◆ ACTION ITEM ◆
The expected result is the material below, reproduced exactly from its first line through the line containing "Cutoffs, loose and".

◆ GIVEN RECORDS ◆
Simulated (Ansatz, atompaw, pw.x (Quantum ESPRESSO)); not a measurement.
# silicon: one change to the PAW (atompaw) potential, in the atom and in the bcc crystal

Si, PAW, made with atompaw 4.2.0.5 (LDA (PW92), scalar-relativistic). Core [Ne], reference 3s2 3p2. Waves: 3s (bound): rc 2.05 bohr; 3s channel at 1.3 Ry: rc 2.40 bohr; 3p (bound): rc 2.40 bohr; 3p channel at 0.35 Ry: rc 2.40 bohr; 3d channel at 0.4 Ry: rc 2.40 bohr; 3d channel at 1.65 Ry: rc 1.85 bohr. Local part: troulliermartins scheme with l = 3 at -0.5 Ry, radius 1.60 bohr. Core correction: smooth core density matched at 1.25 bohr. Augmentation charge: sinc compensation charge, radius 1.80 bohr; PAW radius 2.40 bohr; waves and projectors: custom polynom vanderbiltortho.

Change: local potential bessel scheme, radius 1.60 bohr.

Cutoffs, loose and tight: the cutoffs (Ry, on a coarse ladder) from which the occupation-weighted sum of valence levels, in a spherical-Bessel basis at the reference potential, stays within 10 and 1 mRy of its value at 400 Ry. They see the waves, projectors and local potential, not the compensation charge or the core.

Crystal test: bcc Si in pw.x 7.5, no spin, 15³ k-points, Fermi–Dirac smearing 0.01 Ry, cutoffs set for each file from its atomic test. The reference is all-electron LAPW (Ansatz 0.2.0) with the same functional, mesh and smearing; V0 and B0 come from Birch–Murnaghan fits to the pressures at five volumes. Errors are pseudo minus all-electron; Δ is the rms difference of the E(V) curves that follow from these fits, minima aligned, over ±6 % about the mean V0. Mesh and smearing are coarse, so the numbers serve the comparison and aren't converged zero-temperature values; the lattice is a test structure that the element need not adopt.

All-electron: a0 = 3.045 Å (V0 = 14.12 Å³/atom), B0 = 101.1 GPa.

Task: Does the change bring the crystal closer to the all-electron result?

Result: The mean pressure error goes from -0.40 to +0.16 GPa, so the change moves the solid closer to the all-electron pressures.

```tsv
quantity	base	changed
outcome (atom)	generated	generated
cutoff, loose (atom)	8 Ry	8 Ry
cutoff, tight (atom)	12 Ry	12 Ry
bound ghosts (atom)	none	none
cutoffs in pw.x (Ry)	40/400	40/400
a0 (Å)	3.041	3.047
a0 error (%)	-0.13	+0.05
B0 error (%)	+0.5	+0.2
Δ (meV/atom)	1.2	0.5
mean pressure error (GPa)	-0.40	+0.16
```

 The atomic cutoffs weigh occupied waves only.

◆ EXERCISE OUTPUT ◆
Simulated (Ansatz, atompaw, pw.x (Quantum ESPRESSO)); not a measurement.
# silicon: one change to the PAW (atompaw) potential, in the atom and in the bcc crystal

Si, PAW, made with atompaw 4.2.0.5 (LDA (PW92), scalar-relativistic). Core [Ne], reference 3s2 3p2. Waves: 3s (bound): rc 2.05 bohr; 3s channel at 1.3 Ry: rc 2.40 bohr; 3p (bound): rc 2.40 bohr; 3p channel at 0.35 Ry: rc 2.40 bohr; 3d channel at 0.4 Ry: rc 2.40 bohr; 3d channel at 1.65 Ry: rc 1.85 bohr. Local part: troulliermartins scheme with l = 3 at -0.5 Ry, radius 1.60 bohr. Core correction: smooth core density matched at 1.25 bohr. Augmentation charge: sinc compensation charge, radius 1.80 bohr; PAW radius 2.40 bohr; waves and projectors: custom polynom vanderbiltortho.

Change: local potential bessel scheme, radius 1.60 bohr.

Cutoffs, loose and tight: the cutoffs (Ry, on a coarse ladder) from which the occupation-weighted sum of valence levels, in a spherical-Bessel basis at the reference potential, stays within 10 and 1 mRy of its value at 400 Ry. They see the waves, projectors and local potential, not the compensation charge or the core.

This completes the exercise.